Data provided
_____

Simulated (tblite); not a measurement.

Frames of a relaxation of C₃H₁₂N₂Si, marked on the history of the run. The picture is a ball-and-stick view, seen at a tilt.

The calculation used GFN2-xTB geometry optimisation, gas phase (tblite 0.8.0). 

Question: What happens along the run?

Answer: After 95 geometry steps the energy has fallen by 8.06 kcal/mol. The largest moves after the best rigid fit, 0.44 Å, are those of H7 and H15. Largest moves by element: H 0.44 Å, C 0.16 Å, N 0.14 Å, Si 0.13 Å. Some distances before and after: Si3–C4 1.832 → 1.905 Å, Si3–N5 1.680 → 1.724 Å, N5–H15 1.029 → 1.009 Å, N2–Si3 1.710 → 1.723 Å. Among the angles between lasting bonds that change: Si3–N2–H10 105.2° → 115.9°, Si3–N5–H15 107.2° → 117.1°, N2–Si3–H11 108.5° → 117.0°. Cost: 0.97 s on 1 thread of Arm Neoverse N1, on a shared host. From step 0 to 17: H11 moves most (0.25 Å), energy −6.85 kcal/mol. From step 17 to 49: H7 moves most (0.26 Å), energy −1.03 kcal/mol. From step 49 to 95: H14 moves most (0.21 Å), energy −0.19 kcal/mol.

_____

Repeat exactly, please, each line from the beginning of the data through the line with "Question: What happens along the run?" in it, and only those lines.

Task output
Simulated (tblite); not a measurement.

Frames of a relaxation of C₃H₁₂N₂Si, marked on the history of the run. The picture is a ball-and-stick view, seen at a tilt.

The calculation used GFN2-xTB geometry optimisation, gas phase (tblite 0.8.0). 

Question: What happens along the run?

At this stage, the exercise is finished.